▶ Work order: When you reach the line containing "HO–PbH: [singlet] +" in the data below, begin returning lines exactly as written, and stop once the line containing "Small-basis levels: PySCF, no" has been returned.

# # # # # # #
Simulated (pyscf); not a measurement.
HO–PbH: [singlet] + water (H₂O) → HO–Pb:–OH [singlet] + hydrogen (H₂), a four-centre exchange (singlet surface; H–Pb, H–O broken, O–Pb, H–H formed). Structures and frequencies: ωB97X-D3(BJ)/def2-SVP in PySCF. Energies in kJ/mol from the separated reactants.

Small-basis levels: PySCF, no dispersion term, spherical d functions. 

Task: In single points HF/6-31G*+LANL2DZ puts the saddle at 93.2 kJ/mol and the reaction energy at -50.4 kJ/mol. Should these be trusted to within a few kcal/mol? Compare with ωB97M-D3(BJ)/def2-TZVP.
# # # # # # #

▶ Your response:
HO–PbH: [singlet] + water (H₂O) → HO–Pb:–OH [singlet] + hydrogen (H₂), a four-centre exchange (singlet surface; H–Pb, H–O broken, O–Pb, H–H formed). Structures and frequencies: ωB97X-D3(BJ)/def2-SVP in PySCF. Energies in kJ/mol from the separated reactants.

Small-basis levels: PySCF, no dispersion term, spherical d functions. 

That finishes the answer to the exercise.